DATA EXTRACT:
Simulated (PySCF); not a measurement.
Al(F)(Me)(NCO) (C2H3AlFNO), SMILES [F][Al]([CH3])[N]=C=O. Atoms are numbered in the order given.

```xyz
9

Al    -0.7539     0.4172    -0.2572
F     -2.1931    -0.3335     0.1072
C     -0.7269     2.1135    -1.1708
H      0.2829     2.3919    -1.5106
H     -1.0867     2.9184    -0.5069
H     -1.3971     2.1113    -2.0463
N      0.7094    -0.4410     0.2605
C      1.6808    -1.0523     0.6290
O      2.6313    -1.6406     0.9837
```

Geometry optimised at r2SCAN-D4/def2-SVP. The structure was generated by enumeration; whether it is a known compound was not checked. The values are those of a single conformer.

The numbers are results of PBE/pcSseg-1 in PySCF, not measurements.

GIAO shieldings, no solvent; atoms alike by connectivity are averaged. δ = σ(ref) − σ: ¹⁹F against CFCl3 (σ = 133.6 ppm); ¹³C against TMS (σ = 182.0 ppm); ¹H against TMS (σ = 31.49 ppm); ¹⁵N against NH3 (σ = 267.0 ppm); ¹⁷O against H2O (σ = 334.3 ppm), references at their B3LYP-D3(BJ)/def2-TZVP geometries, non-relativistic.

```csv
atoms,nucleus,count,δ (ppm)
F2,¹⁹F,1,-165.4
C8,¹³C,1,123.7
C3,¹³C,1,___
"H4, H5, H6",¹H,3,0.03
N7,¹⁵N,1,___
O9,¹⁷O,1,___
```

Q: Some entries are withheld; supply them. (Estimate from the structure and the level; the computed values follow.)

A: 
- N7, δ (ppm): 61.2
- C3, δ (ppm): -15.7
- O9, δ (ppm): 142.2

BRIEF: In the entries above, one line contains "- N7, δ (ppm): 61.2" and another contains "- C3, δ (ppm): -15.7". Reproduce exactly those two lines and the lines between them, nothing else.

TASK ANSWER:
- N7, δ (ppm): 61.2
- C3, δ (ppm): -15.7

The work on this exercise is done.